- [Requirement] Copy out the data line by line exactly, from its start to the line bearing "520 | 420 |", inclusive.

- [Dataset entries]
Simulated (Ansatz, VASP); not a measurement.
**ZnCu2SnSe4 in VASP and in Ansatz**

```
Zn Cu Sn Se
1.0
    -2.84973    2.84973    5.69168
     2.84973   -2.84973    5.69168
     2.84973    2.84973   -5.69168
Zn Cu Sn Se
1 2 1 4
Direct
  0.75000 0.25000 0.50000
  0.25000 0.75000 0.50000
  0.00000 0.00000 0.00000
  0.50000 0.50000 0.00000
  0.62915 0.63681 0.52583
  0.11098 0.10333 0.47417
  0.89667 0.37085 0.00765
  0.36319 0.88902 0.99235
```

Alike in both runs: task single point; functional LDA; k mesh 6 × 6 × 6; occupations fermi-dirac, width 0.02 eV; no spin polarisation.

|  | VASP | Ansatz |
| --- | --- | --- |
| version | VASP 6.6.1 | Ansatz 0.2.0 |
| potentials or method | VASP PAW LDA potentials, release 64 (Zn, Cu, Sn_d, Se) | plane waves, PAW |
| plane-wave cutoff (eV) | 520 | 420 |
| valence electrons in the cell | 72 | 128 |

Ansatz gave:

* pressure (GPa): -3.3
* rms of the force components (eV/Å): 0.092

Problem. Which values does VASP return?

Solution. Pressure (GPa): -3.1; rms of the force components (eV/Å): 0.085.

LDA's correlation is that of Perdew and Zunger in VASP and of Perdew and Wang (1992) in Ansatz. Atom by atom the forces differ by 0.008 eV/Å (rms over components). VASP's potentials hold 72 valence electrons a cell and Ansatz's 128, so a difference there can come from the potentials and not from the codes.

- [Exercise response]
Simulated (Ansatz, VASP); not a measurement.
**ZnCu2SnSe4 in VASP and in Ansatz**

```
Zn Cu Sn Se
1.0
    -2.84973    2.84973    5.69168
     2.84973   -2.84973    5.69168
     2.84973    2.84973   -5.69168
Zn Cu Sn Se
1 2 1 4
Direct
  0.75000 0.25000 0.50000
  0.25000 0.75000 0.50000
  0.00000 0.00000 0.00000
  0.50000 0.50000 0.00000
  0.62915 0.63681 0.52583
  0.11098 0.10333 0.47417
  0.89667 0.37085 0.00765
  0.36319 0.88902 0.99235
```

Alike in both runs: task single point; functional LDA; k mesh 6 × 6 × 6; occupations fermi-dirac, width 0.02 eV; no spin polarisation.

|  | VASP | Ansatz |
| --- | --- | --- |
| version | VASP 6.6.1 | Ansatz 0.2.0 |
| potentials or method | VASP PAW LDA potentials, release 64 (Zn, Cu, Sn_d, Se) | plane waves, PAW |
| plane-wave cutoff (eV) | 520 | 420 |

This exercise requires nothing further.